- Opening Delimiter -

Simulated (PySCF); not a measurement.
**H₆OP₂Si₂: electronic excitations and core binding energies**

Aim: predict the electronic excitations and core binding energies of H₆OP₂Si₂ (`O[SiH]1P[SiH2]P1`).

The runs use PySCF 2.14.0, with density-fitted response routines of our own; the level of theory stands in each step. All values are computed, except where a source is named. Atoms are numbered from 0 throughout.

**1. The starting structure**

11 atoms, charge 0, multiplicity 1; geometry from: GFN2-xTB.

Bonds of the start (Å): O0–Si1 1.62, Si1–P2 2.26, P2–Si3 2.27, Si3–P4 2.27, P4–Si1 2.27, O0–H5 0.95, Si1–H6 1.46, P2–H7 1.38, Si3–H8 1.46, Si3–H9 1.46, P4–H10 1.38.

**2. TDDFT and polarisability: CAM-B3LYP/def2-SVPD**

- Closing Delimiter -

→ Work item: When you copy the data, keep every line word for word.

→ Task solution:
Simulated (PySCF); not a measurement.
**H₆OP₂Si₂: electronic excitations and core binding energies**

Aim: predict the electronic excitations and core binding energies of H₆OP₂Si₂ (`O[SiH]1P[SiH2]P1`).

The runs use PySCF 2.14.0, with density-fitted response routines of our own; the level of theory stands in each step. All values are computed, except where a source is named. Atoms are numbered from 0 throughout.

**1. The starting structure**

11 atoms, charge 0, multiplicity 1; geometry from: GFN2-xTB.

Bonds of the start (Å): O0–Si1 1.62, Si1–P2 2.26, P2–Si3 2.27, Si3–P4 2.27, P4–Si1 2.27, O0–H5 0.95, Si1–H6 1.46, P2–H7 1.38, Si3–H8 1.46, Si3–H9 1.46, P4–H10 1.38.

**2. TDDFT and polarisability: CAM-B3LYP/def2-SVPD**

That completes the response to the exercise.